▽

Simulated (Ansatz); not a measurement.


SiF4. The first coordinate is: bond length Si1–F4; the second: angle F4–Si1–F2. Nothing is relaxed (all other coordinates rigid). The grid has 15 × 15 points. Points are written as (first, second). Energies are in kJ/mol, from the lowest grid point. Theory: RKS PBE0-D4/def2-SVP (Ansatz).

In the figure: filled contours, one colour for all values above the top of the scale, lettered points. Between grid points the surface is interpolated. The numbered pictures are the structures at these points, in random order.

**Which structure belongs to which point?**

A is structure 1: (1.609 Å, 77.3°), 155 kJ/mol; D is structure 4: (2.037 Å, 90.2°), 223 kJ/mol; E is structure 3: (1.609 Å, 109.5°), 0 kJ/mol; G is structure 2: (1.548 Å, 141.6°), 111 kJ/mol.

△

Assignment = Print out an identical copy of the whole listing.

Exercise response =
Simulated (Ansatz); not a measurement.


SiF4. The first coordinate is: bond length Si1–F4; the second: angle F4–Si1–F2. Nothing is relaxed (all other coordinates rigid). The grid has 15 × 15 points. Points are written as (first, second). Energies are in kJ/mol, from the lowest grid point. Theory: RKS PBE0-D4/def2-SVP (Ansatz).

In the figure: filled contours, one colour for all values above the top of the scale, lettered points. Between grid points the surface is interpolated. The numbered pictures are the structures at these points, in random order.

**Which structure belongs to which point?**

A is structure 1: (1.609 Å, 77.3°), 155 kJ/mol; D is structure 4: (2.037 Å, 90.2°), 223 kJ/mol; E is structure 3: (1.609 Å, 109.5°), 0 kJ/mol; G is structure 2: (1.548 Å, 141.6°), 111 kJ/mol.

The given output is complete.